## Extracted data
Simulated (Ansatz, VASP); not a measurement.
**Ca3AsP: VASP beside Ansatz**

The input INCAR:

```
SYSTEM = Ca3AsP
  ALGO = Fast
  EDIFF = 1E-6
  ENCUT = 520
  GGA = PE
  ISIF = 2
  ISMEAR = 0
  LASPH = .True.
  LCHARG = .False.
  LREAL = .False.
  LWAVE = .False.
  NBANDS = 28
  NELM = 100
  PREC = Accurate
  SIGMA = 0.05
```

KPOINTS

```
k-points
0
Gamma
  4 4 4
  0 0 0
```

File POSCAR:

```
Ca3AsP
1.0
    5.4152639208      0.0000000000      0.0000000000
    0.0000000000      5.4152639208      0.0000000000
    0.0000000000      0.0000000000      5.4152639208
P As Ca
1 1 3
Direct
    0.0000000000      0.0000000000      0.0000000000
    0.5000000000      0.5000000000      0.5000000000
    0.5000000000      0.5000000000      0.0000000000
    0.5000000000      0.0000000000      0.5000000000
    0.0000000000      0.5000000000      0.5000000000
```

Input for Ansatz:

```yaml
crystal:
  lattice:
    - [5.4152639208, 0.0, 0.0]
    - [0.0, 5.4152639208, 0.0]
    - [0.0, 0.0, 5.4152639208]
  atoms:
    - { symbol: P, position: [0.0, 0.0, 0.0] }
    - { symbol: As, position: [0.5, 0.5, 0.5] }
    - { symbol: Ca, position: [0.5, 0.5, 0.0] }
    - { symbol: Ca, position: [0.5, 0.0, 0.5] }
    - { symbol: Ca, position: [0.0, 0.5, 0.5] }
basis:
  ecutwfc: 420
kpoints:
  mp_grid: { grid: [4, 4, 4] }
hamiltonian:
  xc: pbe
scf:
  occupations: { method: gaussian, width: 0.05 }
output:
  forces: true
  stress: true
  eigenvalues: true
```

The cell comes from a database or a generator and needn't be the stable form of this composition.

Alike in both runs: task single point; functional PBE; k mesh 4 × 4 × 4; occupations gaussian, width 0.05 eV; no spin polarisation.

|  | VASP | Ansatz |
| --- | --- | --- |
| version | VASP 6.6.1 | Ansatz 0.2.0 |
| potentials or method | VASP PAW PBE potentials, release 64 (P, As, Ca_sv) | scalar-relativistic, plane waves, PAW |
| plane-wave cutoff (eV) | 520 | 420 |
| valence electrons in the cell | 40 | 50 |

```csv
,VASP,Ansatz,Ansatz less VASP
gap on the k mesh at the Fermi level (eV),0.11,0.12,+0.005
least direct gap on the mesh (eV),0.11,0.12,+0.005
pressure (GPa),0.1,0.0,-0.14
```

## Brief
Restate the data verbatim through the "Ansatz 0.2.0 |" line.

## Answer section
Simulated (Ansatz, VASP); not a measurement.
**Ca3AsP: VASP beside Ansatz**

The input INCAR:

```
SYSTEM = Ca3AsP
  ALGO = Fast
  EDIFF = 1E-6
  ENCUT = 520
  GGA = PE
  ISIF = 2
  ISMEAR = 0
  LASPH = .True.
  LCHARG = .False.
  LREAL = .False.
  LWAVE = .False.
  NBANDS = 28
  NELM = 100
  PREC = Accurate
  SIGMA = 0.05
```

KPOINTS

```
k-points
0
Gamma
  4 4 4
  0 0 0
```

File POSCAR:

```
Ca3AsP
1.0
    5.4152639208      0.0000000000      0.0000000000
    0.0000000000      5.4152639208      0.0000000000
    0.0000000000      0.0000000000      5.4152639208
P As Ca
1 1 3
Direct
    0.0000000000      0.0000000000      0.0000000000
    0.5000000000      0.5000000000      0.5000000000
    0.5000000000      0.5000000000      0.0000000000
    0.5000000000      0.0000000000      0.5000000000
    0.0000000000      0.5000000000      0.5000000000
```

Input for Ansatz:

```yaml
crystal:
  lattice:
    - [5.4152639208, 0.0, 0.0]
    - [0.0, 5.4152639208, 0.0]
    - [0.0, 0.0, 5.4152639208]
  atoms:
    - { symbol: P, position: [0.0, 0.0, 0.0] }
    - { symbol: As, position: [0.5, 0.5, 0.5] }
    - { symbol: Ca, position: [0.5, 0.5, 0.0] }
    - { symbol: Ca, position: [0.5, 0.0, 0.5] }
    - { symbol: Ca, position: [0.0, 0.5, 0.5] }
basis:
  ecutwfc: 420
kpoints:
  mp_grid: { grid: [4, 4, 4] }
hamiltonian:
  xc: pbe
scf:
  occupations: { method: gaussian, width: 0.05 }
output:
  forces: true
  stress: true
  eigenvalues: true
```

The cell comes from a database or a generator and needn't be the stable form of this composition.

Alike in both runs: task single point; functional PBE; k mesh 4 × 4 × 4; occupations gaussian, width 0.05 eV; no spin polarisation.

|  | VASP | Ansatz |
| --- | --- | --- |
| version | VASP 6.6.1 | Ansatz 0.2.0 |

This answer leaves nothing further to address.